Dataset entries:
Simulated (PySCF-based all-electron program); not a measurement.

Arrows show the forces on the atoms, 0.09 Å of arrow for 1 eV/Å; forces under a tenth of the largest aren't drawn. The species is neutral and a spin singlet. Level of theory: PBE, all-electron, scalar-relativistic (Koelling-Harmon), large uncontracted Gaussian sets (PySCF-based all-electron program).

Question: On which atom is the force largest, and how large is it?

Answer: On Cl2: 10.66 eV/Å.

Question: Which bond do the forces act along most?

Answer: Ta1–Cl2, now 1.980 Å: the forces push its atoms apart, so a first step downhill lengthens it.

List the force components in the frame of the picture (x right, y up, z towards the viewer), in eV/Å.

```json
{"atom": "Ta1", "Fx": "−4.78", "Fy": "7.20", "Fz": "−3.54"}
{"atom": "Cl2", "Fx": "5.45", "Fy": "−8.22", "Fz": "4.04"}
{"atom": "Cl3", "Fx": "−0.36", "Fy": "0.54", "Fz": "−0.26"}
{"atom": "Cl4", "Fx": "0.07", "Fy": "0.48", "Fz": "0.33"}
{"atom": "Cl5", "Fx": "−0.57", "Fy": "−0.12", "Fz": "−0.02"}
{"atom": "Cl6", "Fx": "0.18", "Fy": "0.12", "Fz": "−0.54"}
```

Exercise:
Word for word, restate the data above from its first line down to and including the line with "Arrows show the".

Written solution:
Simulated (PySCF-based all-electron program); not a measurement.

Arrows show the forces on the atoms, 0.09 Å of arrow for 1 eV/Å; forces under a tenth of the largest aren't drawn. The species is neutral and a spin singlet. Level of theory: PBE, all-electron, scalar-relativistic (Koelling-Harmon), large uncontracted Gaussian sets (PySCF-based all-electron program).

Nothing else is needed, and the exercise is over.